*WORK TASK*:
Reproduce the opening lines of the records exactly, up to and including the line in which "All numbers are" occurs.

*SUPPLIED ENTRIES*:
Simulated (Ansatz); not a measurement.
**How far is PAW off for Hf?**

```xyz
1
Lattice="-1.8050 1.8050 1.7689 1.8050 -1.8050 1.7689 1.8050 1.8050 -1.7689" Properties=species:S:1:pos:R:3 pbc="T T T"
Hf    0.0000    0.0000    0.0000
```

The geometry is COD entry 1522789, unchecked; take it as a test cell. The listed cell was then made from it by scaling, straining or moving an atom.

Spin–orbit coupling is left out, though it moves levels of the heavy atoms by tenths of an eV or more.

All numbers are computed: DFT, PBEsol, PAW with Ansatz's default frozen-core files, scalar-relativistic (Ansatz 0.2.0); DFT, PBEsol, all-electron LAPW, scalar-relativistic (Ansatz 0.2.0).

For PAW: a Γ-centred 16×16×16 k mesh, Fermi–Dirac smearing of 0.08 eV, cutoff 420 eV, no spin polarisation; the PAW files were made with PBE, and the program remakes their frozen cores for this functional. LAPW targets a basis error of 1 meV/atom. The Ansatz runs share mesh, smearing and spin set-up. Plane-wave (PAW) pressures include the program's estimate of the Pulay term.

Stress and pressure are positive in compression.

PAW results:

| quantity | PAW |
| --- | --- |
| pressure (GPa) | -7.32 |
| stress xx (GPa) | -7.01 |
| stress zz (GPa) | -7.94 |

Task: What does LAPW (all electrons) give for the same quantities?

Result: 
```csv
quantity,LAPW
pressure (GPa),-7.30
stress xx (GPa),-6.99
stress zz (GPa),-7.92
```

*EXERCISE RESPONSE*:
Simulated (Ansatz); not a measurement.
**How far is PAW off for Hf?**

```xyz
1
Lattice="-1.8050 1.8050 1.7689 1.8050 -1.8050 1.7689 1.8050 1.8050 -1.7689" Properties=species:S:1:pos:R:3 pbc="T T T"
Hf    0.0000    0.0000    0.0000
```

The geometry is COD entry 1522789, unchecked; take it as a test cell. The listed cell was then made from it by scaling, straining or moving an atom.

Spin–orbit coupling is left out, though it moves levels of the heavy atoms by tenths of an eV or more.

All numbers are computed: DFT, PBEsol, PAW with Ansatz's default frozen-core files, scalar-relativistic (Ansatz 0.2.0); DFT, PBEsol, all-electron LAPW, scalar-relativistic (Ansatz 0.2.0).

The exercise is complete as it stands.